- - - - - - -

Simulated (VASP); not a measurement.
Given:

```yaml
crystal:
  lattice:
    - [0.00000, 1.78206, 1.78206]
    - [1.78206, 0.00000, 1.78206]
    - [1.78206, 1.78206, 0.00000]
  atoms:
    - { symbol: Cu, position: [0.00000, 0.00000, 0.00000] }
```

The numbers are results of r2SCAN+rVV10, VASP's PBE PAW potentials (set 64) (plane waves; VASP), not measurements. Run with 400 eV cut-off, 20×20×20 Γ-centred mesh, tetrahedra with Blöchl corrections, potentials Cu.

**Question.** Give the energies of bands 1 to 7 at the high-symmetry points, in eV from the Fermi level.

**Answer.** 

- - - - - - -

● **Action item**
Each line of the listing should be reproduced without any alteration.

● **Answer box**
Simulated (VASP); not a measurement.
Given:

```yaml
crystal:
  lattice:
    - [0.00000, 1.78206, 1.78206]
    - [1.78206, 0.00000, 1.78206]
    - [1.78206, 1.78206, 0.00000]
  atoms:
    - { symbol: Cu, position: [0.00000, 0.00000, 0.00000] }
```

The numbers are results of r2SCAN+rVV10, VASP's PBE PAW potentials (set 64) (plane waves; VASP), not measurements. Run with 400 eV cut-off, 20×20×20 Γ-centred mesh, tetrahedra with Blöchl corrections, potentials Cu.

**Question.** Give the energies of bands 1 to 7 at the high-symmetry points, in eV from the Fermi level.

**Answer.** 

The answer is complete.